Work item — Give an exact reproduction of all the lines in the listing.

Extracted material —
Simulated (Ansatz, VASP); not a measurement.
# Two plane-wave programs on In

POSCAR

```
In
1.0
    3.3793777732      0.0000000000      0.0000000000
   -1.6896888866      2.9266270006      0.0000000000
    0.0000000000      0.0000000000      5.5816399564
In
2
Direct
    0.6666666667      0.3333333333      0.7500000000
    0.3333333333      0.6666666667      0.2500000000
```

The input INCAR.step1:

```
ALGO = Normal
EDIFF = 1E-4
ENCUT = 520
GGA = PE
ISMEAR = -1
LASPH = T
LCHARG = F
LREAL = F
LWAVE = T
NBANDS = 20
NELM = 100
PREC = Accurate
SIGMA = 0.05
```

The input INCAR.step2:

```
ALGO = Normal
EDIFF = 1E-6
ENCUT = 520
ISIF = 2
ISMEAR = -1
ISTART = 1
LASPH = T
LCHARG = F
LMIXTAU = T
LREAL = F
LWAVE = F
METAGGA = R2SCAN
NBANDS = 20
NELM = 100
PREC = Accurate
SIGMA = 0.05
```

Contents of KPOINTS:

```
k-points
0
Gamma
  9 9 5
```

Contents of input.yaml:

Written answer —
Simulated (Ansatz, VASP); not a measurement.
# Two plane-wave programs on In

POSCAR

```
In
1.0
    3.3793777732      0.0000000000      0.0000000000
   -1.6896888866      2.9266270006      0.0000000000
    0.0000000000      0.0000000000      5.5816399564
In
2
Direct
    0.6666666667      0.3333333333      0.7500000000
    0.3333333333      0.6666666667      0.2500000000
```

The input INCAR.step1:

```
ALGO = Normal
EDIFF = 1E-4
ENCUT = 520
GGA = PE
ISMEAR = -1
LASPH = T
LCHARG = F
LREAL = F
LWAVE = T
NBANDS = 20
NELM = 100
PREC = Accurate
SIGMA = 0.05
```

The input INCAR.step2:

```
ALGO = Normal
EDIFF = 1E-6
ENCUT = 520
ISIF = 2
ISMEAR = -1
ISTART = 1
LASPH = T
LCHARG = F
LMIXTAU = T
LREAL = F
LWAVE = F
METAGGA = R2SCAN
NBANDS = 20
NELM = 100
PREC = Accurate
SIGMA = 0.05
```

Contents of KPOINTS:

```
k-points
0
Gamma
  9 9 5
```

Contents of input.yaml:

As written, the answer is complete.